Material provided: Begin
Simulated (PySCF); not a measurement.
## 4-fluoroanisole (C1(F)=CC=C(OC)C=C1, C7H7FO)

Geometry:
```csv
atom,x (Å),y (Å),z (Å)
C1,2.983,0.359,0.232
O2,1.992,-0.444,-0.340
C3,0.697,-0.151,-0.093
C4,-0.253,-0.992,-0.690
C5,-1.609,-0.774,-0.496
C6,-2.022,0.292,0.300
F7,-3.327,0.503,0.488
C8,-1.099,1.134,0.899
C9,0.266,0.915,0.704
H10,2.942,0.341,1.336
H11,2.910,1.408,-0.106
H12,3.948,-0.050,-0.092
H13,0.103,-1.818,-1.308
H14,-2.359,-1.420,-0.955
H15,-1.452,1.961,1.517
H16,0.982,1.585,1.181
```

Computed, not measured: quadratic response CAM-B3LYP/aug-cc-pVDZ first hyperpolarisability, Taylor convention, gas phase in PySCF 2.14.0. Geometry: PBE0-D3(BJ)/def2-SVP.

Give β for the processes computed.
Material provided: End

### Action item
In the entries above, find the line with "## 4-fluoroanisole (C1(F)=CC=C(OC)C=C1, C7H7FO)" and the line with "Computed, not measured: quadratic", then set down exactly those two and every line between them, nothing else.

### Answer space
## 4-fluoroanisole (C1(F)=CC=C(OC)C=C1, C7H7FO)

Geometry:
```csv
atom,x (Å),y (Å),z (Å)
C1,2.983,0.359,0.232
O2,1.992,-0.444,-0.340
C3,0.697,-0.151,-0.093
C4,-0.253,-0.992,-0.690
C5,-1.609,-0.774,-0.496
C6,-2.022,0.292,0.300
F7,-3.327,0.503,0.488
C8,-1.099,1.134,0.899
C9,0.266,0.915,0.704
H10,2.942,0.341,1.336
H11,2.910,1.408,-0.106
H12,3.948,-0.050,-0.092
H13,0.103,-1.818,-1.308
H14,-2.359,-1.420,-0.955
H15,-1.452,1.961,1.517
H16,0.982,1.585,1.181
```

Computed, not measured: quadratic response CAM-B3LYP/aug-cc-pVDZ first hyperpolarisability, Taylor convention, gas phase in PySCF 2.14.0. Geometry: PBE0-D3(BJ)/def2-SVP.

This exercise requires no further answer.